- - -

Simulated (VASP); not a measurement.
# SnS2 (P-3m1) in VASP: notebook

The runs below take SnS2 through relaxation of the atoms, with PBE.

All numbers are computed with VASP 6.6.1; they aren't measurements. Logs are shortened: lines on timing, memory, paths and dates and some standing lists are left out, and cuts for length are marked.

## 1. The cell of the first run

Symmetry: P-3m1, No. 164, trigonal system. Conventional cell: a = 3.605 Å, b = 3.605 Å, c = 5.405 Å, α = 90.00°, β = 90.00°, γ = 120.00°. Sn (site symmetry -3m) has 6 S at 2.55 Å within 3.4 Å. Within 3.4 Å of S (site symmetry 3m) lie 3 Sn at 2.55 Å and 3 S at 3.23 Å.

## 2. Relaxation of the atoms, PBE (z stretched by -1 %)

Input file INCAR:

- - -

→ Activity: Each entry is to be output exactly as it was written.

→ Response area:
Simulated (VASP); not a measurement.
# SnS2 (P-3m1) in VASP: notebook

The runs below take SnS2 through relaxation of the atoms, with PBE.

All numbers are computed with VASP 6.6.1; they aren't measurements. Logs are shortened: lines on timing, memory, paths and dates and some standing lists are left out, and cuts for length are marked.

## 1. The cell of the first run

Symmetry: P-3m1, No. 164, trigonal system. Conventional cell: a = 3.605 Å, b = 3.605 Å, c = 5.405 Å, α = 90.00°, β = 90.00°, γ = 120.00°. Sn (site symmetry -3m) has 6 S at 2.55 Å within 3.4 Å. Within 3.4 Å of S (site symmetry 3m) lie 3 Sn at 2.55 Å and 3 S at 3.23 Å.

## 2. Relaxation of the atoms, PBE (z stretched by -1 %)

Input file INCAR:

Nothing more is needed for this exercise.